#### [WORK ORDER]
Return the lines below exactly as they appear, please, starting with the first and ending with the one that contains "Everything below was".

----- DATA EXCERPTS -----
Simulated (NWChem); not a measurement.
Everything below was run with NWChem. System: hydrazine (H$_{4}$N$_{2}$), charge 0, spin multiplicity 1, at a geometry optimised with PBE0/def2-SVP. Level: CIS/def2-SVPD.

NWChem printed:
-----

#### [EXERCISE OUTPUT]
Simulated (NWChem); not a measurement.
Everything below was run with NWChem. System: hydrazine (H$_{4}$N$_{2}$), charge 0, spin multiplicity 1, at a geometry optimised with PBE0/def2-SVP. Level: CIS/def2-SVPD.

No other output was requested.